Assigned task ▸ Every line of the material must come back exactly as given.

Entries shown ▸
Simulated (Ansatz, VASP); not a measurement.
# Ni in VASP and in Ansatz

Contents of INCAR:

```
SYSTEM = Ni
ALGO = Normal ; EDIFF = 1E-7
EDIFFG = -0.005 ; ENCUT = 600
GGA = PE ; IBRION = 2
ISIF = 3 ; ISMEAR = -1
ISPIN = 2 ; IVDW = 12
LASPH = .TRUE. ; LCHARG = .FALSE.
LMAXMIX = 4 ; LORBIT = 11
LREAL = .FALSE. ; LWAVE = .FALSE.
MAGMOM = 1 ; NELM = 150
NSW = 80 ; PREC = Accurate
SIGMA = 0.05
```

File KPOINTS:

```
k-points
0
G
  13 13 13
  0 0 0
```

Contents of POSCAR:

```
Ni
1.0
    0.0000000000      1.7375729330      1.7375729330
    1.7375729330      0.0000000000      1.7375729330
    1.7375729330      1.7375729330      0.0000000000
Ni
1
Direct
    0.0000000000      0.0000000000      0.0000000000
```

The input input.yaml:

Task answer ▸
Simulated (Ansatz, VASP); not a measurement.
# Ni in VASP and in Ansatz

Contents of INCAR:

```
SYSTEM = Ni
ALGO = Normal ; EDIFF = 1E-7
EDIFFG = -0.005 ; ENCUT = 600
GGA = PE ; IBRION = 2
ISIF = 3 ; ISMEAR = -1
ISPIN = 2 ; IVDW = 12
LASPH = .TRUE. ; LCHARG = .FALSE.
LMAXMIX = 4 ; LORBIT = 11
LREAL = .FALSE. ; LWAVE = .FALSE.
MAGMOM = 1 ; NELM = 150
NSW = 80 ; PREC = Accurate
SIGMA = 0.05
```

File KPOINTS:

```
k-points
0
G
  13 13 13
  0 0 0
```

Contents of POSCAR:

```
Ni
1.0
    0.0000000000      1.7375729330      1.7375729330
    1.7375729330      0.0000000000      1.7375729330
    1.7375729330      1.7375729330      0.0000000000
Ni
1
Direct
    0.0000000000      0.0000000000      0.0000000000
```

The input input.yaml:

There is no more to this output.